#### [BRIEF]
Retype every entry exactly, character for character.

(RECORDS SHOWN Opens)

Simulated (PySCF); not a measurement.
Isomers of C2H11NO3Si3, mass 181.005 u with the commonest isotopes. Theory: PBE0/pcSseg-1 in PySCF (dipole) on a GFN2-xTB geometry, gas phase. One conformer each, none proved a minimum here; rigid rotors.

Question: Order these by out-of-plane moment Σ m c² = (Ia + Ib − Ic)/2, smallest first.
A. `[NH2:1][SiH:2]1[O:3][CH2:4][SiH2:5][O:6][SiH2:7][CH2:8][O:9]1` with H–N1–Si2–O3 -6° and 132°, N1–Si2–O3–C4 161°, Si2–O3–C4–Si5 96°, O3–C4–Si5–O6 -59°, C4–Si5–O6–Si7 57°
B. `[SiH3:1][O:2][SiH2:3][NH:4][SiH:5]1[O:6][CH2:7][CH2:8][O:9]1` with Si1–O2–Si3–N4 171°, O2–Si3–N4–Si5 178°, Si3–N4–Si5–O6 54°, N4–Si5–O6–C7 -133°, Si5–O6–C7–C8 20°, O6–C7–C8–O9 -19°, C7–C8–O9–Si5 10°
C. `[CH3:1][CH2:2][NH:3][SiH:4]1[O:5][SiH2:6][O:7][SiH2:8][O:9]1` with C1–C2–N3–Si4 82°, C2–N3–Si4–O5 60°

(RECORDS SHOWN Closes)

#### [EXERCISE RESULT]
Simulated (PySCF); not a measurement.
Isomers of C2H11NO3Si3, mass 181.005 u with the commonest isotopes. Theory: PBE0/pcSseg-1 in PySCF (dipole) on a GFN2-xTB geometry, gas phase. One conformer each, none proved a minimum here; rigid rotors.

Question: Order these by out-of-plane moment Σ m c² = (Ia + Ib − Ic)/2, smallest first.
A. `[NH2:1][SiH:2]1[O:3][CH2:4][SiH2:5][O:6][SiH2:7][CH2:8][O:9]1` with H–N1–Si2–O3 -6° and 132°, N1–Si2–O3–C4 161°, Si2–O3–C4–Si5 96°, O3–C4–Si5–O6 -59°, C4–Si5–O6–Si7 57°
B. `[SiH3:1][O:2][SiH2:3][NH:4][SiH:5]1[O:6][CH2:7][CH2:8][O:9]1` with Si1–O2–Si3–N4 171°, O2–Si3–N4–Si5 178°, Si3–N4–Si5–O6 54°, N4–Si5–O6–C7 -133°, Si5–O6–C7–C8 20°, O6–C7–C8–O9 -19°, C7–C8–O9–Si5 10°
C. `[CH3:1][CH2:2][NH:3][SiH:4]1[O:5][SiH2:6][O:7][SiH2:8][O:9]1` with C1–C2–N3–Si4 82°, C2–N3–Si4–O5 60°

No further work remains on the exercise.